◆ **Dataset content**
┏━━

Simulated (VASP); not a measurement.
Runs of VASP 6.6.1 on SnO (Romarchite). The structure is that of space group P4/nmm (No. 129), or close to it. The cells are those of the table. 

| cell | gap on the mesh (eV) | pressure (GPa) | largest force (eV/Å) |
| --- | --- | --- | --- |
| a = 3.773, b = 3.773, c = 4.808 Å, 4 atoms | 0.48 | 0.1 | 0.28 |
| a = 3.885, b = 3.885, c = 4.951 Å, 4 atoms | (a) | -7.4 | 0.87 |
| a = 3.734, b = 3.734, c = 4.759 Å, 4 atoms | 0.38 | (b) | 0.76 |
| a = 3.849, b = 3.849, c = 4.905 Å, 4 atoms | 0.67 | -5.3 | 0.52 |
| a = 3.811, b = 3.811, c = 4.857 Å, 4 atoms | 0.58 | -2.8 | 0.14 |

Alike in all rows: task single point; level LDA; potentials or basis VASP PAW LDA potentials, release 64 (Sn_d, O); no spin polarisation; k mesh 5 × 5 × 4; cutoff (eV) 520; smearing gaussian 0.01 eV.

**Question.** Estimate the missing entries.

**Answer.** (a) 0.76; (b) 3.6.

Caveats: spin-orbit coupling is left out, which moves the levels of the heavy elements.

┗━━

◆ **Assignment**
Exact reproduction of the listing above is required.

◆ **Problem solution**
Simulated (VASP); not a measurement.
Runs of VASP 6.6.1 on SnO (Romarchite). The structure is that of space group P4/nmm (No. 129), or close to it. The cells are those of the table. 

| cell | gap on the mesh (eV) | pressure (GPa) | largest force (eV/Å) |
| --- | --- | --- | --- |
| a = 3.773, b = 3.773, c = 4.808 Å, 4 atoms | 0.48 | 0.1 | 0.28 |
| a = 3.885, b = 3.885, c = 4.951 Å, 4 atoms | (a) | -7.4 | 0.87 |
| a = 3.734, b = 3.734, c = 4.759 Å, 4 atoms | 0.38 | (b) | 0.76 |
| a = 3.849, b = 3.849, c = 4.905 Å, 4 atoms | 0.67 | -5.3 | 0.52 |
| a = 3.811, b = 3.811, c = 4.857 Å, 4 atoms | 0.58 | -2.8 | 0.14 |

Alike in all rows: task single point; level LDA; potentials or basis VASP PAW LDA potentials, release 64 (Sn_d, O); no spin polarisation; k mesh 5 × 5 × 4; cutoff (eV) 520; smearing gaussian 0.01 eV.

**Question.** Estimate the missing entries.

**Answer.** (a) 0.76; (b) 3.6.

Caveats: spin-orbit coupling is left out, which moves the levels of the heavy elements.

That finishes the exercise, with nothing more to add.